Record extracts:
»»
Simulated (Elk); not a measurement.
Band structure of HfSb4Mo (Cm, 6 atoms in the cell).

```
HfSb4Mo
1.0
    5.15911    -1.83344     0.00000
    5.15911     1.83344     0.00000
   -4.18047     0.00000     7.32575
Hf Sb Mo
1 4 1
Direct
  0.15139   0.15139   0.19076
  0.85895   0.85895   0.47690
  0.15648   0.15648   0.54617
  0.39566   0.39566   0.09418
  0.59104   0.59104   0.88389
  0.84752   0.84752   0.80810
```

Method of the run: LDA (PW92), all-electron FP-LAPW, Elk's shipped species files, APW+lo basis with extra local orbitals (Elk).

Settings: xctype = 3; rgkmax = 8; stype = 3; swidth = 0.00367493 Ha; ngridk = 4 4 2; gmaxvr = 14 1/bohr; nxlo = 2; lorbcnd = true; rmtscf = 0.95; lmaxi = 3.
««

Exercise: Line by line, retype the records with no changes.

Result:
Simulated (Elk); not a measurement.
Band structure of HfSb4Mo (Cm, 6 atoms in the cell).

```
HfSb4Mo
1.0
    5.15911    -1.83344     0.00000
    5.15911     1.83344     0.00000
   -4.18047     0.00000     7.32575
Hf Sb Mo
1 4 1
Direct
  0.15139   0.15139   0.19076
  0.85895   0.85895   0.47690
  0.15648   0.15648   0.54617
  0.39566   0.39566   0.09418
  0.59104   0.59104   0.88389
  0.84752   0.84752   0.80810
```

Method of the run: LDA (PW92), all-electron FP-LAPW, Elk's shipped species files, APW+lo basis with extra local orbitals (Elk).

Settings: xctype = 3; rgkmax = 8; stype = 3; swidth = 0.00367493 Ha; ngridk = 4 4 2; gmaxvr = 14 1/bohr; nxlo = 2; lorbcnd = true; rmtscf = 0.95; lmaxi = 3.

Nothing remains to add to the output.